Requirement: Copy the records exactly, every one of them.

Dataset:
'''

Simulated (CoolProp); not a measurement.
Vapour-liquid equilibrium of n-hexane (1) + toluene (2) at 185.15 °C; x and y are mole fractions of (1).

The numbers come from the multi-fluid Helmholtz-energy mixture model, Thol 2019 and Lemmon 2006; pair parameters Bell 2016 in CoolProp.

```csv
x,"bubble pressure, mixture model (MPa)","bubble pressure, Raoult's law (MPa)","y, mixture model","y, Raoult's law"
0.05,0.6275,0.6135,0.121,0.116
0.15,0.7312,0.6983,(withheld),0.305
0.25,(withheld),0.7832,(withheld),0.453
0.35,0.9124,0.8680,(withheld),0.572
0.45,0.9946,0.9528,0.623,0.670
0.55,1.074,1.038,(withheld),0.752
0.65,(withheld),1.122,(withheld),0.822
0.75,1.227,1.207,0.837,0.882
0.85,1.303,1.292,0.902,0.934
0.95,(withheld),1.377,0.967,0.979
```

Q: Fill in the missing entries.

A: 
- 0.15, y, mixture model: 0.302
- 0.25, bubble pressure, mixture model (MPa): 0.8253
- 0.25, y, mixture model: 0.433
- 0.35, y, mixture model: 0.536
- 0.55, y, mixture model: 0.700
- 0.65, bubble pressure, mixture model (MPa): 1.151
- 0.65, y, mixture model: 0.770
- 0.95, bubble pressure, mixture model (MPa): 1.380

'''

Worked solution:
Simulated (CoolProp); not a measurement.
Vapour-liquid equilibrium of n-hexane (1) + toluene (2) at 185.15 °C; x and y are mole fractions of (1).

The numbers come from the multi-fluid Helmholtz-energy mixture model, Thol 2019 and Lemmon 2006; pair parameters Bell 2016 in CoolProp.

```csv
x,"bubble pressure, mixture model (MPa)","bubble pressure, Raoult's law (MPa)","y, mixture model","y, Raoult's law"
0.05,0.6275,0.6135,0.121,0.116
0.15,0.7312,0.6983,(withheld),0.305
0.25,(withheld),0.7832,(withheld),0.453
0.35,0.9124,0.8680,(withheld),0.572
0.45,0.9946,0.9528,0.623,0.670
0.55,1.074,1.038,(withheld),0.752
0.65,(withheld),1.122,(withheld),0.822
0.75,1.227,1.207,0.837,0.882
0.85,1.303,1.292,0.902,0.934
0.95,(withheld),1.377,0.967,0.979
```

Q: Fill in the missing entries.

A: 
- 0.15, y, mixture model: 0.302
- 0.25, bubble pressure, mixture model (MPa): 0.8253
- 0.25, y, mixture model: 0.433
- 0.35, y, mixture model: 0.536
- 0.55, y, mixture model: 0.700
- 0.65, bubble pressure, mixture model (MPa): 1.151
- 0.65, y, mixture model: 0.770
- 0.95, bubble pressure, mixture model (MPa): 1.380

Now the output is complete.